*Extracted information:*
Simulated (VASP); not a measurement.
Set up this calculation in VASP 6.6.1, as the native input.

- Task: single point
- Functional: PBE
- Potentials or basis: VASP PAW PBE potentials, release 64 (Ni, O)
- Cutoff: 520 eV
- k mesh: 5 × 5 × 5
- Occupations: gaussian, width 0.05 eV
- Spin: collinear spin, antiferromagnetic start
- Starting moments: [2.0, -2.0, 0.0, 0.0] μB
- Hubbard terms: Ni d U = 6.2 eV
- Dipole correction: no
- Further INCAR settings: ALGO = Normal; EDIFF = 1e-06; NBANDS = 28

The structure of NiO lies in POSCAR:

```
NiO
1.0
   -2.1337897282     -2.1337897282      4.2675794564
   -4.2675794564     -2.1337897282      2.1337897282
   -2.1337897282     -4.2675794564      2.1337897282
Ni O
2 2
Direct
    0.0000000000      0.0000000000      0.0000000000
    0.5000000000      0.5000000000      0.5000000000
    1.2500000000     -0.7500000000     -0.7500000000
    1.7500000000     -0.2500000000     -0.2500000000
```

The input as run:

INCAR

*Work order:* Print the records verbatim, stopping after the "The input as" line.

*Your response:*
Simulated (VASP); not a measurement.
Set up this calculation in VASP 6.6.1, as the native input.

- Task: single point
- Functional: PBE
- Potentials or basis: VASP PAW PBE potentials, release 64 (Ni, O)
- Cutoff: 520 eV
- k mesh: 5 × 5 × 5
- Occupations: gaussian, width 0.05 eV
- Spin: collinear spin, antiferromagnetic start
- Starting moments: [2.0, -2.0, 0.0, 0.0] μB
- Hubbard terms: Ni d U = 6.2 eV
- Dipole correction: no
- Further INCAR settings: ALGO = Normal; EDIFF = 1e-06; NBANDS = 28

The structure of NiO lies in POSCAR:

```
NiO
1.0
   -2.1337897282     -2.1337897282      4.2675794564
   -4.2675794564     -2.1337897282      2.1337897282
   -2.1337897282     -4.2675794564      2.1337897282
Ni O
2 2
Direct
    0.0000000000      0.0000000000      0.0000000000
    0.5000000000      0.5000000000      0.5000000000
    1.2500000000     -0.7500000000     -0.7500000000
    1.7500000000     -0.2500000000     -0.2500000000
```

The input as run:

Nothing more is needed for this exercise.